> TASK ITEM
For this exercise, output every line of the data as it stands.

=== Section Start ===

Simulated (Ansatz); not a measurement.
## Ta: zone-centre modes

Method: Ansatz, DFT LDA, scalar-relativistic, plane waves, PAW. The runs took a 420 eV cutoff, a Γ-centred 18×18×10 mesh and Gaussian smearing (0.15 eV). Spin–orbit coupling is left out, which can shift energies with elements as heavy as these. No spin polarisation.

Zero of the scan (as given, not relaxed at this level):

=== Section End ===

> EXERCISE RESULT
Simulated (Ansatz); not a measurement.
## Ta: zone-centre modes

Method: Ansatz, DFT LDA, scalar-relativistic, plane waves, PAW. The runs took a 420 eV cutoff, a Γ-centred 18×18×10 mesh and Gaussian smearing (0.15 eV). Spin–orbit coupling is left out, which can shift energies with elements as heavy as these. No spin polarisation.

Zero of the scan (as given, not relaxed at this level):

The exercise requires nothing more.